__Task item__: Look through the listing below and write out exactly the lines from the line with "0.0000 | 0.00 |" to the line with "Fill in the missing row.", both included, and no others.

__Information__:
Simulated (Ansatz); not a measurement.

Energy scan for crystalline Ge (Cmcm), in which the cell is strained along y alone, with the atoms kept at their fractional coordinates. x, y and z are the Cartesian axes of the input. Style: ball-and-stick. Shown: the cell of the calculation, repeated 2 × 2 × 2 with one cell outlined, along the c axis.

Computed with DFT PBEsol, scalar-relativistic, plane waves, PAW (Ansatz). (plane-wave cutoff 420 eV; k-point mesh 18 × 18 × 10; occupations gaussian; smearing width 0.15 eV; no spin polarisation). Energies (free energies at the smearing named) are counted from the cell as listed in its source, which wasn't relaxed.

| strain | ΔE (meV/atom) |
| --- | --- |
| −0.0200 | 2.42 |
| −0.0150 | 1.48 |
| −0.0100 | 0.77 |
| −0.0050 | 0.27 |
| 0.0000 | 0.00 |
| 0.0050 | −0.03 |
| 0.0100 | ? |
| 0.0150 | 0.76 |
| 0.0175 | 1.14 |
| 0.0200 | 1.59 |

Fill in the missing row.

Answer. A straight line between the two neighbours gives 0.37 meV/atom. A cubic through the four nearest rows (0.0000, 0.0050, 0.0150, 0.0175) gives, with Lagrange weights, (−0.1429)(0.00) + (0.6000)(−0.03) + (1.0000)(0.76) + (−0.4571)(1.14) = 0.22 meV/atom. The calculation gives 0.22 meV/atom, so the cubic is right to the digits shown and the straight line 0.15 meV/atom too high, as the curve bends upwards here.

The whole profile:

__Written reply__:
| 0.0000 | 0.00 |
| 0.0050 | −0.03 |
| 0.0100 | ? |
| 0.0150 | 0.76 |
| 0.0175 | 1.14 |
| 0.0200 | 1.59 |

Fill in the missing row.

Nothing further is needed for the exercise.